### DATA FOR ANALYSIS
···
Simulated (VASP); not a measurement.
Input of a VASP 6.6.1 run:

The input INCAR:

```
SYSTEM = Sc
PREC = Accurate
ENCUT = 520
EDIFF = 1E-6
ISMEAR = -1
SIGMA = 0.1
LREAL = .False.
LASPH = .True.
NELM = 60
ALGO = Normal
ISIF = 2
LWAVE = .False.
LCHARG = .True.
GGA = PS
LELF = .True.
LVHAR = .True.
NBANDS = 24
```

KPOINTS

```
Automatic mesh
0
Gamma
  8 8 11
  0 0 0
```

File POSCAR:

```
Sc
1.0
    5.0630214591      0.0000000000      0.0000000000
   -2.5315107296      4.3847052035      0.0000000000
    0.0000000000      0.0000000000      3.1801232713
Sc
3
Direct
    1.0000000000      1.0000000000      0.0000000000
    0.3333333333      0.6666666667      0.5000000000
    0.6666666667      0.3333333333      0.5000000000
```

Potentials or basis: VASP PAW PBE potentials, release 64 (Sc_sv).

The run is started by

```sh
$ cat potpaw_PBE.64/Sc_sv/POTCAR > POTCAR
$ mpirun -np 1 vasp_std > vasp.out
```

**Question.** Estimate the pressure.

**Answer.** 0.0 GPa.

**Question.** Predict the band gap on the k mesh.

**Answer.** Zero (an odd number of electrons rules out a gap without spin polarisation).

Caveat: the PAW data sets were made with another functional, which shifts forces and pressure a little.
···

### WORK ORDER
Print, unaltered, every line from the beginning of the material down to the line with "the k mesh.".

### REPLY
Simulated (VASP); not a measurement.
Input of a VASP 6.6.1 run:

The input INCAR:

```
SYSTEM = Sc
PREC = Accurate
ENCUT = 520
EDIFF = 1E-6
ISMEAR = -1
SIGMA = 0.1
LREAL = .False.
LASPH = .True.
NELM = 60
ALGO = Normal
ISIF = 2
LWAVE = .False.
LCHARG = .True.
GGA = PS
LELF = .True.
LVHAR = .True.
NBANDS = 24
```

KPOINTS

```
Automatic mesh
0
Gamma
  8 8 11
  0 0 0
```

File POSCAR:

```
Sc
1.0
    5.0630214591      0.0000000000      0.0000000000
   -2.5315107296      4.3847052035      0.0000000000
    0.0000000000      0.0000000000      3.1801232713
Sc
3
Direct
    1.0000000000      1.0000000000      0.0000000000
    0.3333333333      0.6666666667      0.5000000000
    0.6666666667      0.3333333333      0.5000000000
```

Potentials or basis: VASP PAW PBE potentials, release 64 (Sc_sv).

The run is started by

```sh
$ cat potpaw_PBE.64/Sc_sv/POTCAR > POTCAR
$ mpirun -np 1 vasp_std > vasp.out
```

**Question.** Estimate the pressure.

**Answer.** 0.0 GPa.

**Question.** Predict the band gap on the k mesh.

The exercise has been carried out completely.